→ Action item
Using the listing below, retype exactly the lines starting at the one with "μp,min | 45 |" and ending at the one with "DEVSIM, 1D drift-diffusion, Boltzmann", and include both.

→ Excerpted records
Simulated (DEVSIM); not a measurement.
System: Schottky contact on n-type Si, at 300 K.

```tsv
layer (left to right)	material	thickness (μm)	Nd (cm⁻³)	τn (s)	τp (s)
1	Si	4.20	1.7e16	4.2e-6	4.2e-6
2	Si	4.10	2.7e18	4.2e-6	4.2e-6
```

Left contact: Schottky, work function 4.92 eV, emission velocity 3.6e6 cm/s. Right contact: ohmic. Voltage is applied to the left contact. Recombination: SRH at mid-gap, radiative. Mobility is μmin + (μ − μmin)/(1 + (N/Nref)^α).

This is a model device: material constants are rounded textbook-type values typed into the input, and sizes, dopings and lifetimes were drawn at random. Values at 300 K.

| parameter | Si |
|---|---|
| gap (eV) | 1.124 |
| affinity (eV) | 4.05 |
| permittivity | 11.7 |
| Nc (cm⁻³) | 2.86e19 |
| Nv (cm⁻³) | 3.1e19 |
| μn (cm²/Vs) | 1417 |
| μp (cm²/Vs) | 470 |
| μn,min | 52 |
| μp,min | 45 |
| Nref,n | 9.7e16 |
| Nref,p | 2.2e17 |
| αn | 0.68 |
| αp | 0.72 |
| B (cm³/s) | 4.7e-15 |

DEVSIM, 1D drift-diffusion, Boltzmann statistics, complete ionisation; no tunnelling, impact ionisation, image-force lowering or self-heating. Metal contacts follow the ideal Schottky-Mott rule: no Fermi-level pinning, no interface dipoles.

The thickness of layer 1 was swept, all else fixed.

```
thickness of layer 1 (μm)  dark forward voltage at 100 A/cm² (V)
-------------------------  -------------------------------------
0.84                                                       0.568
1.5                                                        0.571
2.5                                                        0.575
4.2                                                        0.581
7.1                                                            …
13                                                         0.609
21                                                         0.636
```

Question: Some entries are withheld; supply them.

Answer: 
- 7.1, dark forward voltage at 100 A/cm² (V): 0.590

→ Task response
| μp,min | 45 |
| Nref,n | 9.7e16 |
| Nref,p | 2.2e17 |
| αn | 0.68 |
| αp | 0.72 |
| B (cm³/s) | 4.7e-15 |

DEVSIM, 1D drift-diffusion, Boltzmann statistics, complete ionisation; no tunnelling, impact ionisation, image-force lowering or self-heating. Metal contacts follow the ideal Schottky-Mott rule: no Fermi-level pinning, no interface dipoles.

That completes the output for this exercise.